» Activity: Once you find the line with "Ansatz 0.2.0 |" in the entries below, return exactly every line from it through the line with "less VASP |".

» Entries shown:
◇ ◇ ◇

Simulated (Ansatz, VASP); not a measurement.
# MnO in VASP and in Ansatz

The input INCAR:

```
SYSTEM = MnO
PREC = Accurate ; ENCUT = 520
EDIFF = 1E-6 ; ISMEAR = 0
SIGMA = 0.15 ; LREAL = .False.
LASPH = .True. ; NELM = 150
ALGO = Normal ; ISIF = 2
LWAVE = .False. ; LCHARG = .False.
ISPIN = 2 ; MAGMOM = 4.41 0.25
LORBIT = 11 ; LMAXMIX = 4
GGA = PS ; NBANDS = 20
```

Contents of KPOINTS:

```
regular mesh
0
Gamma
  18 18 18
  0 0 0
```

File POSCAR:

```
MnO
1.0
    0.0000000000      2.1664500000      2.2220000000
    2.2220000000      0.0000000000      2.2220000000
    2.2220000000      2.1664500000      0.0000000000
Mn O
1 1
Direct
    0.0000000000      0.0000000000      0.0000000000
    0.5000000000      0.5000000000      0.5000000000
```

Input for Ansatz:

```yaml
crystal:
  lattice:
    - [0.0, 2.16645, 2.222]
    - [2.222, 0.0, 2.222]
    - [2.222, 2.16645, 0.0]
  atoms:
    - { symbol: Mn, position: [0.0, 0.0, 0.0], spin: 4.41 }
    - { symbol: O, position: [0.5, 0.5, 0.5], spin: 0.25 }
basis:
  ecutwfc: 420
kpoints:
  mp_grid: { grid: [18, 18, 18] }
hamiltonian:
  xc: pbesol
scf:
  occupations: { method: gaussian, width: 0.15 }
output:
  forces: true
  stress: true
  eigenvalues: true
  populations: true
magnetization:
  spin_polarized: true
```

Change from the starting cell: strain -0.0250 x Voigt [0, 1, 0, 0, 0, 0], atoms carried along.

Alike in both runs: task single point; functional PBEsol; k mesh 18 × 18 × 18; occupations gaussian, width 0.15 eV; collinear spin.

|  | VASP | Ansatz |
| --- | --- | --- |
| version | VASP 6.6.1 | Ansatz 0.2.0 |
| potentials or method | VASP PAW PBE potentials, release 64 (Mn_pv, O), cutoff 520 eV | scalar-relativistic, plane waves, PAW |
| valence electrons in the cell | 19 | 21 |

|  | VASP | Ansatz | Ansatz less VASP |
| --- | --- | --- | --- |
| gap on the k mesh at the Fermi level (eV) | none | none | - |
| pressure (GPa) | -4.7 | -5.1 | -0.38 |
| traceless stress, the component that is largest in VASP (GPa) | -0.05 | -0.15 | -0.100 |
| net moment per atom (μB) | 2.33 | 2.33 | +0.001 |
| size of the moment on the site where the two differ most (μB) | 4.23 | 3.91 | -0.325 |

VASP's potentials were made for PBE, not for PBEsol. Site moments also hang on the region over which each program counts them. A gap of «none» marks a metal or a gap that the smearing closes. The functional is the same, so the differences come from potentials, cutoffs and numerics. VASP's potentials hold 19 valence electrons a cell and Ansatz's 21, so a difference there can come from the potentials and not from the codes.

◇ ◇ ◇

» Answer space:
| version | VASP 6.6.1 | Ansatz 0.2.0 |
| potentials or method | VASP PAW PBE potentials, release 64 (Mn_pv, O), cutoff 520 eV | scalar-relativistic, plane waves, PAW |
| valence electrons in the cell | 19 | 21 |

|  | VASP | Ansatz | Ansatz less VASP |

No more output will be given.